#### Work item:
From the first line to the last, please write out the data exactly.

· · · ·
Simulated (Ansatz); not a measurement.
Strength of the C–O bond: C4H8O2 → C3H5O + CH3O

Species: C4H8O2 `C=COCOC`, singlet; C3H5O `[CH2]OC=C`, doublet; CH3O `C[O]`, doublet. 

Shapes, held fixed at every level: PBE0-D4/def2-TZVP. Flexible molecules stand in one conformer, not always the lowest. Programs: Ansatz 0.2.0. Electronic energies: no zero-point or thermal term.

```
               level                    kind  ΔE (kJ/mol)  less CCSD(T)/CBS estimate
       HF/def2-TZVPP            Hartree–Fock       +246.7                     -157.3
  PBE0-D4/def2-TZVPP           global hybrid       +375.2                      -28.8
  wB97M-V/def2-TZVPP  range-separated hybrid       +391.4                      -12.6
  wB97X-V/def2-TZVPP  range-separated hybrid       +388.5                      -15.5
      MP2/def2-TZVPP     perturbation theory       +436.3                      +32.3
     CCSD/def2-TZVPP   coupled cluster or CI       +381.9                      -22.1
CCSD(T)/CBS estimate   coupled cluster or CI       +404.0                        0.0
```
· · · ·

#### Problem solution:
Simulated (Ansatz); not a measurement.
Strength of the C–O bond: C4H8O2 → C3H5O + CH3O

Species: C4H8O2 `C=COCOC`, singlet; C3H5O `[CH2]OC=C`, doublet; CH3O `C[O]`, doublet. 

Shapes, held fixed at every level: PBE0-D4/def2-TZVP. Flexible molecules stand in one conformer, not always the lowest. Programs: Ansatz 0.2.0. Electronic energies: no zero-point or thermal term.

```
               level                    kind  ΔE (kJ/mol)  less CCSD(T)/CBS estimate
       HF/def2-TZVPP            Hartree–Fock       +246.7                     -157.3
  PBE0-D4/def2-TZVPP           global hybrid       +375.2                      -28.8
  wB97M-V/def2-TZVPP  range-separated hybrid       +391.4                      -12.6
  wB97X-V/def2-TZVPP  range-separated hybrid       +388.5                      -15.5
      MP2/def2-TZVPP     perturbation theory       +436.3                      +32.3
     CCSD/def2-TZVPP   coupled cluster or CI       +381.9                      -22.1
CCSD(T)/CBS estimate   coupled cluster or CI       +404.0                        0.0
```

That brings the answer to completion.